> **ACTION ITEM**
Starting at the line that holds "All numbers below" and stopping at the line that holds "Frames 11.2 fs", restate the records below word for word, with both of those lines included.

> **PROVIDED DATA**
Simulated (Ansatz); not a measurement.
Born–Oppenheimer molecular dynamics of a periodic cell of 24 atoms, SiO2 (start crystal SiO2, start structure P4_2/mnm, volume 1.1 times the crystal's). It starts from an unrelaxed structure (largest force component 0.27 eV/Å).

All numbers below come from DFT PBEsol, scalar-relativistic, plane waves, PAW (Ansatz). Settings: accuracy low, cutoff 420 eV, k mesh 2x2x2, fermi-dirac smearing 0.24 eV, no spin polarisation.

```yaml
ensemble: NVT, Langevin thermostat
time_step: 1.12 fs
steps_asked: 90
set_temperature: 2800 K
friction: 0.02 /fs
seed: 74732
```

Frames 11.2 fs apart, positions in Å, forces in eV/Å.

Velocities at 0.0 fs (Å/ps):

> **YOUR SOLUTION**
All numbers below come from DFT PBEsol, scalar-relativistic, plane waves, PAW (Ansatz). Settings: accuracy low, cutoff 420 eV, k mesh 2x2x2, fermi-dirac smearing 0.24 eV, no spin polarisation.

```yaml
ensemble: NVT, Langevin thermostat
time_step: 1.12 fs
steps_asked: 90
set_temperature: 2800 K
friction: 0.02 /fs
seed: 74732
```

Frames 11.2 fs apart, positions in Å, forces in eV/Å.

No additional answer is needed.